**WORK INSTRUCTION:** The records appear below. Repeat them exactly.

**EXTRACTED ENTRIES:**
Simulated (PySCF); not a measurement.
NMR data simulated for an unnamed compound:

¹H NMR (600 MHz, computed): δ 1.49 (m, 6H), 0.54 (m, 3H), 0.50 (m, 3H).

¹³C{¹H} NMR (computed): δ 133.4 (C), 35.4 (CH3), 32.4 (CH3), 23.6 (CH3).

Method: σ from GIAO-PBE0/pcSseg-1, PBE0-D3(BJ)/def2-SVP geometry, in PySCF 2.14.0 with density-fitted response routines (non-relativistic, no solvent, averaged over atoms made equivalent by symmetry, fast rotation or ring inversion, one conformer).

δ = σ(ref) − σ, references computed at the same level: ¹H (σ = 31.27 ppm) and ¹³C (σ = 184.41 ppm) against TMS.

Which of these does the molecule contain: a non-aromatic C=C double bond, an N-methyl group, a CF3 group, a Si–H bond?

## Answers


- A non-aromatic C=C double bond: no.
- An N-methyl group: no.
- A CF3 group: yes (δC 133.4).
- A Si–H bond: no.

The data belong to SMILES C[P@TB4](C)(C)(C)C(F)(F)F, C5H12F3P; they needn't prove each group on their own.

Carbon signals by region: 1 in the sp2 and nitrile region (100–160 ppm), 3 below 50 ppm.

**EXERCISE OUTPUT:**
Simulated (PySCF); not a measurement.
NMR data simulated for an unnamed compound:

¹H NMR (600 MHz, computed): δ 1.49 (m, 6H), 0.54 (m, 3H), 0.50 (m, 3H).

¹³C{¹H} NMR (computed): δ 133.4 (C), 35.4 (CH3), 32.4 (CH3), 23.6 (CH3).

Method: σ from GIAO-PBE0/pcSseg-1, PBE0-D3(BJ)/def2-SVP geometry, in PySCF 2.14.0 with density-fitted response routines (non-relativistic, no solvent, averaged over atoms made equivalent by symmetry, fast rotation or ring inversion, one conformer).

δ = σ(ref) − σ, references computed at the same level: ¹H (σ = 31.27 ppm) and ¹³C (σ = 184.41 ppm) against TMS.

Which of these does the molecule contain: a non-aromatic C=C double bond, an N-methyl group, a CF3 group, a Si–H bond?

## Answers


- A non-aromatic C=C double bond: no.
- An N-methyl group: no.
- A CF3 group: yes (δC 133.4).
- A Si–H bond: no.

The data belong to SMILES C[P@TB4](C)(C)(C)C(F)(F)F, C5H12F3P; they needn't prove each group on their own.

Carbon signals by region: 1 in the sp2 and nitrile region (100–160 ppm), 3 below 50 ppm.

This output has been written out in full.